> **Supplied entries**:
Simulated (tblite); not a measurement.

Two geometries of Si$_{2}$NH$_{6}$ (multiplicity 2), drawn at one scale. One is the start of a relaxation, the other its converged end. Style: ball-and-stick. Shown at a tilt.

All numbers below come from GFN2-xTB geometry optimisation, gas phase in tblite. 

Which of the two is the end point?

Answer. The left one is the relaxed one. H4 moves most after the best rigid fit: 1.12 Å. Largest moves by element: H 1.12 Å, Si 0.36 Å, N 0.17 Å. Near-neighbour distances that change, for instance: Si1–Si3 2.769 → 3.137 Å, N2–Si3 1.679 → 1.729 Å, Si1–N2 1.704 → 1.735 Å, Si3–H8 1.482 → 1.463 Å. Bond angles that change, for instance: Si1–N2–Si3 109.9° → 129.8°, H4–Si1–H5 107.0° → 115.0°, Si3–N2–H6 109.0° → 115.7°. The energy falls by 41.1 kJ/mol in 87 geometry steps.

> **Work order**: Copy exactly the stretch of data above from the line with "Two geometries of" through the line with "Which of the two is the end point?", and omit all other lines.

> **Task answer**:
Two geometries of Si$_{2}$NH$_{6}$ (multiplicity 2), drawn at one scale. One is the start of a relaxation, the other its converged end. Style: ball-and-stick. Shown at a tilt.

All numbers below come from GFN2-xTB geometry optimisation, gas phase in tblite. 

Which of the two is the end point?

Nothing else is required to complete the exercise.